• **Source information**:
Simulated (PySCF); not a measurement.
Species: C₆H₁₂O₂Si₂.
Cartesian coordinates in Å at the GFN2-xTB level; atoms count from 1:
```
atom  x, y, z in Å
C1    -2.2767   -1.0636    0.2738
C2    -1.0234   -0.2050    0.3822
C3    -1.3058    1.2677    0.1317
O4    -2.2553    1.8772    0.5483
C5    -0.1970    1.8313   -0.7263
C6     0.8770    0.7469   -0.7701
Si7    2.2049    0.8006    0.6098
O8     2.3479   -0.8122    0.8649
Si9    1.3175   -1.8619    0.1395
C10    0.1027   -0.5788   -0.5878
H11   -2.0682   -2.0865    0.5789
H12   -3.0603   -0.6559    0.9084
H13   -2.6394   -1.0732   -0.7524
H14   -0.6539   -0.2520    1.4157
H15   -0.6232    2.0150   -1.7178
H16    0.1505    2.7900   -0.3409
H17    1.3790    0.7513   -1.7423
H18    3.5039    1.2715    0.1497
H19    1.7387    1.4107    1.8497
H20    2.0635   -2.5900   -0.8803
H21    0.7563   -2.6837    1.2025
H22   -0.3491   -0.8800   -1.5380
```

• **Assignment**:
Print each entry above again, exactly as it was given.

• **Your response**:
Simulated (PySCF); not a measurement.
Species: C₆H₁₂O₂Si₂.
Cartesian coordinates in Å at the GFN2-xTB level; atoms count from 1:
```
atom  x, y, z in Å
C1    -2.2767   -1.0636    0.2738
C2    -1.0234   -0.2050    0.3822
C3    -1.3058    1.2677    0.1317
O4    -2.2553    1.8772    0.5483
C5    -0.1970    1.8313   -0.7263
C6     0.8770    0.7469   -0.7701
Si7    2.2049    0.8006    0.6098
O8     2.3479   -0.8122    0.8649
Si9    1.3175   -1.8619    0.1395
C10    0.1027   -0.5788   -0.5878
H11   -2.0682   -2.0865    0.5789
H12   -3.0603   -0.6559    0.9084
H13   -2.6394   -1.0732   -0.7524
H14   -0.6539   -0.2520    1.4157
H15   -0.6232    2.0150   -1.7178
H16    0.1505    2.7900   -0.3409
H17    1.3790    0.7513   -1.7423
H18    3.5039    1.2715    0.1497
H19    1.7387    1.4107    1.8497
H20    2.0635   -2.5900   -0.8803
H21    0.7563   -2.6837    1.2025
H22   -0.3491   -0.8800   -1.5380
```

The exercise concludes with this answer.